• [INFORMATION SHOWN]
++++++++++

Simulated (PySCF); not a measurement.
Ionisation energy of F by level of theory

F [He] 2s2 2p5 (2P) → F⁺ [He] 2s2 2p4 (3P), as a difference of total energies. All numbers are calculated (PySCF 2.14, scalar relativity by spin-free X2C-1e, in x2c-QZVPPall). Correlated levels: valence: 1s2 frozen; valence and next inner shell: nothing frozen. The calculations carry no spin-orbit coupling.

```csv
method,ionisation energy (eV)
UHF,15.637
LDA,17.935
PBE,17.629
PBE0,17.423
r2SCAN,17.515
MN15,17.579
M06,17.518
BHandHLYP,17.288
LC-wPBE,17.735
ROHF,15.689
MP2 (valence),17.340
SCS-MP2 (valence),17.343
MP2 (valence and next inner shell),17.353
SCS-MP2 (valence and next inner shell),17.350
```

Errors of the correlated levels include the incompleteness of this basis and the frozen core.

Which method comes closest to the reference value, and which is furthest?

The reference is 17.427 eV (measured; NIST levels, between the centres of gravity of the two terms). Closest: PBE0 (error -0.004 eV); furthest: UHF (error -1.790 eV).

++++++++++

• [WORK ORDER]
Your answer must be the complete listing, retyped exactly.

• [SOLUTION]
Simulated (PySCF); not a measurement.
Ionisation energy of F by level of theory

F [He] 2s2 2p5 (2P) → F⁺ [He] 2s2 2p4 (3P), as a difference of total energies. All numbers are calculated (PySCF 2.14, scalar relativity by spin-free X2C-1e, in x2c-QZVPPall). Correlated levels: valence: 1s2 frozen; valence and next inner shell: nothing frozen. The calculations carry no spin-orbit coupling.

```csv
method,ionisation energy (eV)
UHF,15.637
LDA,17.935
PBE,17.629
PBE0,17.423
r2SCAN,17.515
MN15,17.579
M06,17.518
BHandHLYP,17.288
LC-wPBE,17.735
ROHF,15.689
MP2 (valence),17.340
SCS-MP2 (valence),17.343
MP2 (valence and next inner shell),17.353
SCS-MP2 (valence and next inner shell),17.350
```

Errors of the correlated levels include the incompleteness of this basis and the frozen core.

Which method comes closest to the reference value, and which is furthest?

The reference is 17.427 eV (measured; NIST levels, between the centres of gravity of the two terms). Closest: PBE0 (error -0.004 eV); furthest: UHF (error -1.790 eV).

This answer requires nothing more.